* Exercise
The answer must consist of the records, repeated exactly.

== Segment start ==

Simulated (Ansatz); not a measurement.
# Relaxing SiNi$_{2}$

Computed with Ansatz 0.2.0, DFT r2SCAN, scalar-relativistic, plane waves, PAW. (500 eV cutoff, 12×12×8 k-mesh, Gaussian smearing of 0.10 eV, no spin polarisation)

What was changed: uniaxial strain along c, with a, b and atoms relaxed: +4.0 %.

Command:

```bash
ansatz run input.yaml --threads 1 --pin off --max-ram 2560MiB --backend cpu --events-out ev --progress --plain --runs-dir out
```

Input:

== Segment end ==

* Written response
Simulated (Ansatz); not a measurement.
# Relaxing SiNi$_{2}$

Computed with Ansatz 0.2.0, DFT r2SCAN, scalar-relativistic, plane waves, PAW. (500 eV cutoff, 12×12×8 k-mesh, Gaussian smearing of 0.10 eV, no spin polarisation)

What was changed: uniaxial strain along c, with a, b and atoms relaxed: +4.0 %.

Command:

```bash
ansatz run input.yaml --threads 1 --pin off --max-ram 2560MiB --backend cpu --events-out ev --progress --plain --runs-dir out
```

Input:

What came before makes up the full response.